§ ASSIGNED TASK
What is needed is a verbatim copy of each record below.

§ DATA
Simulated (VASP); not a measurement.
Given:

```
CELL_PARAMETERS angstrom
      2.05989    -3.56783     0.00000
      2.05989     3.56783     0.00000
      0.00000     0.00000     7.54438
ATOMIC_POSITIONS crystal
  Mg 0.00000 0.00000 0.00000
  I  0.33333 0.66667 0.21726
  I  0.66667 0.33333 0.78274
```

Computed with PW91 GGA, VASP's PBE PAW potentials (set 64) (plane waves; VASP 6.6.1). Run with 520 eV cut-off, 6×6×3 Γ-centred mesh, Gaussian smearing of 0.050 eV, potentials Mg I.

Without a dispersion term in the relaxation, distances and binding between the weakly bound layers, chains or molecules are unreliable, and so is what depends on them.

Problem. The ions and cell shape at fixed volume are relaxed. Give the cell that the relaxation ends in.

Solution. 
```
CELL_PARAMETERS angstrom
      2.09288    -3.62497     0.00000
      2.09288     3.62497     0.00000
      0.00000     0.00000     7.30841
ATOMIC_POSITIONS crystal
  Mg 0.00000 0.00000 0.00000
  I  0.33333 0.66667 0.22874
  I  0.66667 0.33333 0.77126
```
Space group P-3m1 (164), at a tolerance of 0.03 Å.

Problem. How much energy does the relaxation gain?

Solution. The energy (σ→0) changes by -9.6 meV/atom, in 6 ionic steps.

§ TASK SOLUTION
Simulated (VASP); not a measurement.
Given:

```
CELL_PARAMETERS angstrom
      2.05989    -3.56783     0.00000
      2.05989     3.56783     0.00000
      0.00000     0.00000     7.54438
ATOMIC_POSITIONS crystal
  Mg 0.00000 0.00000 0.00000
  I  0.33333 0.66667 0.21726
  I  0.66667 0.33333 0.78274
```

Computed with PW91 GGA, VASP's PBE PAW potentials (set 64) (plane waves; VASP 6.6.1). Run with 520 eV cut-off, 6×6×3 Γ-centred mesh, Gaussian smearing of 0.050 eV, potentials Mg I.

Without a dispersion term in the relaxation, distances and binding between the weakly bound layers, chains or molecules are unreliable, and so is what depends on them.

Problem. The ions and cell shape at fixed volume are relaxed. Give the cell that the relaxation ends in.

Solution. 
```
CELL_PARAMETERS angstrom
      2.09288    -3.62497     0.00000
      2.09288     3.62497     0.00000
      0.00000     0.00000     7.30841
ATOMIC_POSITIONS crystal
  Mg 0.00000 0.00000 0.00000
  I  0.33333 0.66667 0.22874
  I  0.66667 0.33333 0.77126
```
Space group P-3m1 (164), at a tolerance of 0.03 Å.

Problem. How much energy does the relaxation gain?

Solution. The energy (σ→0) changes by -9.6 meV/atom, in 6 ionic steps.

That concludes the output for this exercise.